→ **EXERCISE**
Restate the data exactly, with nothing altered.

→ **DATA TO EXAMINE**
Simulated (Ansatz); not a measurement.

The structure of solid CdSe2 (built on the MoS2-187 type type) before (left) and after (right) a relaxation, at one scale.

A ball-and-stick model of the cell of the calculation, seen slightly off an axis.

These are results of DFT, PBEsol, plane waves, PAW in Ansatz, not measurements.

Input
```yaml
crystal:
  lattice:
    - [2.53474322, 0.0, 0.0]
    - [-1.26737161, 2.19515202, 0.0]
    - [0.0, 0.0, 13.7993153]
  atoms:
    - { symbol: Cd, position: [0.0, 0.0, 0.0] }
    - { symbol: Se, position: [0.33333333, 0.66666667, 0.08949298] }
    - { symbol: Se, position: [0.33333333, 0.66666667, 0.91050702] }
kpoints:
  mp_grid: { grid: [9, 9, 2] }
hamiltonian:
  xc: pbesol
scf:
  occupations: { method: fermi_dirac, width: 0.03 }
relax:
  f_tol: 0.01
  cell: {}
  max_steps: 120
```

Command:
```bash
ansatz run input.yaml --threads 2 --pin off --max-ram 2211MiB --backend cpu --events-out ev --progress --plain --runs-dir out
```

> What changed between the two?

→ **EXERCISE RESPONSE**
Simulated (Ansatz); not a measurement.

The structure of solid CdSe2 (built on the MoS2-187 type type) before (left) and after (right) a relaxation, at one scale.

A ball-and-stick model of the cell of the calculation, seen slightly off an axis.

These are results of DFT, PBEsol, plane waves, PAW in Ansatz, not measurements.

Input
```yaml
crystal:
  lattice:
    - [2.53474322, 0.0, 0.0]
    - [-1.26737161, 2.19515202, 0.0]
    - [0.0, 0.0, 13.7993153]
  atoms:
    - { symbol: Cd, position: [0.0, 0.0, 0.0] }
    - { symbol: Se, position: [0.33333333, 0.66666667, 0.08949298] }
    - { symbol: Se, position: [0.33333333, 0.66666667, 0.91050702] }
kpoints:
  mp_grid: { grid: [9, 9, 2] }
hamiltonian:
  xc: pbesol
scf:
  occupations: { method: fermi_dirac, width: 0.03 }
relax:
  f_tol: 0.01
  cell: {}
  max_steps: 120
```

Command:
```bash
ansatz run input.yaml --threads 2 --pin off --max-ram 2211MiB --backend cpu --events-out ev --progress --plain --runs-dir out
```

> What changed between the two?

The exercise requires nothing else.